> [Data]
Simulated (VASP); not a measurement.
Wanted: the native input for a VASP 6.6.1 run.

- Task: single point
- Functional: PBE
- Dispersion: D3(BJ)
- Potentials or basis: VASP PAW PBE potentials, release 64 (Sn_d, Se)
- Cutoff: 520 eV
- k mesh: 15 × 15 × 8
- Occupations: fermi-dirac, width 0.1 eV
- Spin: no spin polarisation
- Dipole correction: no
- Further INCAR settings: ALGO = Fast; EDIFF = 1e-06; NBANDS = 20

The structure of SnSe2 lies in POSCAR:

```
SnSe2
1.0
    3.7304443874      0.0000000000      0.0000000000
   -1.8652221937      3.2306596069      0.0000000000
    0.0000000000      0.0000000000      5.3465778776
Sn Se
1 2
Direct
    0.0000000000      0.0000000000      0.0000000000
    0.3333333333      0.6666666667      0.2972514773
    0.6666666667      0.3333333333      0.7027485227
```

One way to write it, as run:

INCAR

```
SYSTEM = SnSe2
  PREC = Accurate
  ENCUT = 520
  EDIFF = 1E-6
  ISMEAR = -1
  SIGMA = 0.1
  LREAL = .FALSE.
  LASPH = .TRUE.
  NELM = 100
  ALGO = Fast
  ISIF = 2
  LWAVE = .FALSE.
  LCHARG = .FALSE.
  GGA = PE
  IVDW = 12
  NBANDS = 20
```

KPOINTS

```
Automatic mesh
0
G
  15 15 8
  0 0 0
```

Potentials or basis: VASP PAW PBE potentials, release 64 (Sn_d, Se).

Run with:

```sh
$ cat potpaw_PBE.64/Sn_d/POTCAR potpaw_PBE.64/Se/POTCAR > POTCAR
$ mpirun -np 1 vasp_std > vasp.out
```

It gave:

> [Work instruction] Print out each line of the data exactly.

> [Problem solution]
Simulated (VASP); not a measurement.
Wanted: the native input for a VASP 6.6.1 run.

- Task: single point
- Functional: PBE
- Dispersion: D3(BJ)
- Potentials or basis: VASP PAW PBE potentials, release 64 (Sn_d, Se)
- Cutoff: 520 eV
- k mesh: 15 × 15 × 8
- Occupations: fermi-dirac, width 0.1 eV
- Spin: no spin polarisation
- Dipole correction: no
- Further INCAR settings: ALGO = Fast; EDIFF = 1e-06; NBANDS = 20

The structure of SnSe2 lies in POSCAR:

```
SnSe2
1.0
    3.7304443874      0.0000000000      0.0000000000
   -1.8652221937      3.2306596069      0.0000000000
    0.0000000000      0.0000000000      5.3465778776
Sn Se
1 2
Direct
    0.0000000000      0.0000000000      0.0000000000
    0.3333333333      0.6666666667      0.2972514773
    0.6666666667      0.3333333333      0.7027485227
```

One way to write it, as run:

INCAR

```
SYSTEM = SnSe2
  PREC = Accurate
  ENCUT = 520
  EDIFF = 1E-6
  ISMEAR = -1
  SIGMA = 0.1
  LREAL = .FALSE.
  LASPH = .TRUE.
  NELM = 100
  ALGO = Fast
  ISIF = 2
  LWAVE = .FALSE.
  LCHARG = .FALSE.
  GGA = PE
  IVDW = 12
  NBANDS = 20
```

KPOINTS

```
Automatic mesh
0
G
  15 15 8
  0 0 0
```

Potentials or basis: VASP PAW PBE potentials, release 64 (Sn_d, Se).

Run with:

```sh
$ cat potpaw_PBE.64/Sn_d/POTCAR potpaw_PBE.64/Se/POTCAR > POTCAR
$ mpirun -np 1 vasp_std > vasp.out
```

It gave:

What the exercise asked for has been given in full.